Please copy the leading lines of the entries below exactly, concluding with the line in which "difference (Å): 3.997." occurs.

(DATASET RECORDS begins)

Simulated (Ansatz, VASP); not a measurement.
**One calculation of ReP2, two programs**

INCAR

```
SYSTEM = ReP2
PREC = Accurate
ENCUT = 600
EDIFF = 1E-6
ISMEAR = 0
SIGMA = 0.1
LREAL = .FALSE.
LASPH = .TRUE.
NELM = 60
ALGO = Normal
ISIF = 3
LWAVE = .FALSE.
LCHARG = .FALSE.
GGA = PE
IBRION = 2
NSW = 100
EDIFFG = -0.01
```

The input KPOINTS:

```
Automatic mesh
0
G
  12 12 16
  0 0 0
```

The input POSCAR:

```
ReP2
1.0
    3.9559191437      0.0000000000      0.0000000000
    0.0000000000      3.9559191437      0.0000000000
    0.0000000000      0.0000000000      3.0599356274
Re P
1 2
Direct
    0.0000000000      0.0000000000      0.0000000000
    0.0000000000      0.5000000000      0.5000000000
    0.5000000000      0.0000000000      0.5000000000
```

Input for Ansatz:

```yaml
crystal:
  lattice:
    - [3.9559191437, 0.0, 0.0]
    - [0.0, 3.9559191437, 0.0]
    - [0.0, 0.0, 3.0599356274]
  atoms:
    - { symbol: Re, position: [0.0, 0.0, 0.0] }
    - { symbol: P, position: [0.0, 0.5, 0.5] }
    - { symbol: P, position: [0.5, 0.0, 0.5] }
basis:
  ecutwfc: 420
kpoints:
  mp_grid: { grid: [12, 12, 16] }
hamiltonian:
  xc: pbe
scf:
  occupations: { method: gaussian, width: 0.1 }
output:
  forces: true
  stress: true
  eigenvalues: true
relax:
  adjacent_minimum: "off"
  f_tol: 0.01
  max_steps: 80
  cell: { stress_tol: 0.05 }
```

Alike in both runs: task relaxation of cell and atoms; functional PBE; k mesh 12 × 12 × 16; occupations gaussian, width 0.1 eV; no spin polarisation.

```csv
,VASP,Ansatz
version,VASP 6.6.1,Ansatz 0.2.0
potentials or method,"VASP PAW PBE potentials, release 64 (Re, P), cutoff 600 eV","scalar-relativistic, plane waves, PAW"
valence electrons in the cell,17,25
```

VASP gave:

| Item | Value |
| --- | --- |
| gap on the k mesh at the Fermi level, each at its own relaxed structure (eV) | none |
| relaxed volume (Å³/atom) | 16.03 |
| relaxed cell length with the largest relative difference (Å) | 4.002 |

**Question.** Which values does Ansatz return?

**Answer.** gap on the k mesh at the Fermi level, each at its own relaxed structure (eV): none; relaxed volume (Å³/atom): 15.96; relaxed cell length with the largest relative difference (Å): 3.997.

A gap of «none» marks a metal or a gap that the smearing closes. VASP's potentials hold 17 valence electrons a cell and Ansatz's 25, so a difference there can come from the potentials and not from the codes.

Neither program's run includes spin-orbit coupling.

(DATASET RECORDS ends)

ANSWER SECTION
Simulated (Ansatz, VASP); not a measurement.
**One calculation of ReP2, two programs**

INCAR

```
SYSTEM = ReP2
PREC = Accurate
ENCUT = 600
EDIFF = 1E-6
ISMEAR = 0
SIGMA = 0.1
LREAL = .FALSE.
LASPH = .TRUE.
NELM = 60
ALGO = Normal
ISIF = 3
LWAVE = .FALSE.
LCHARG = .FALSE.
GGA = PE
IBRION = 2
NSW = 100
EDIFFG = -0.01
```

The input KPOINTS:

```
Automatic mesh
0
G
  12 12 16
  0 0 0
```

The input POSCAR:

```
ReP2
1.0
    3.9559191437      0.0000000000      0.0000000000
    0.0000000000      3.9559191437      0.0000000000
    0.0000000000      0.0000000000      3.0599356274
Re P
1 2
Direct
    0.0000000000      0.0000000000      0.0000000000
    0.0000000000      0.5000000000      0.5000000000
    0.5000000000      0.0000000000      0.5000000000
```

Input for Ansatz:

```yaml
crystal:
  lattice:
    - [3.9559191437, 0.0, 0.0]
    - [0.0, 3.9559191437, 0.0]
    - [0.0, 0.0, 3.0599356274]
  atoms:
    - { symbol: Re, position: [0.0, 0.0, 0.0] }
    - { symbol: P, position: [0.0, 0.5, 0.5] }
    - { symbol: P, position: [0.5, 0.0, 0.5] }
basis:
  ecutwfc: 420
kpoints:
  mp_grid: { grid: [12, 12, 16] }
hamiltonian:
  xc: pbe
scf:
  occupations: { method: gaussian, width: 0.1 }
output:
  forces: true
  stress: true
  eigenvalues: true
relax:
  adjacent_minimum: "off"
  f_tol: 0.01
  max_steps: 80
  cell: { stress_tol: 0.05 }
```

Alike in both runs: task relaxation of cell and atoms; functional PBE; k mesh 12 × 12 × 16; occupations gaussian, width 0.1 eV; no spin polarisation.

```csv
,VASP,Ansatz
version,VASP 6.6.1,Ansatz 0.2.0
potentials or method,"VASP PAW PBE potentials, release 64 (Re, P), cutoff 600 eV","scalar-relativistic, plane waves, PAW"
valence electrons in the cell,17,25
```

VASP gave:

| Item | Value |
| --- | --- |
| gap on the k mesh at the Fermi level, each at its own relaxed structure (eV) | none |
| relaxed volume (Å³/atom) | 16.03 |
| relaxed cell length with the largest relative difference (Å) | 4.002 |

**Question.** Which values does Ansatz return?

**Answer.** gap on the k mesh at the Fermi level, each at its own relaxed structure (eV): none; relaxed volume (Å³/atom): 15.96; relaxed cell length with the largest relative difference (Å): 3.997.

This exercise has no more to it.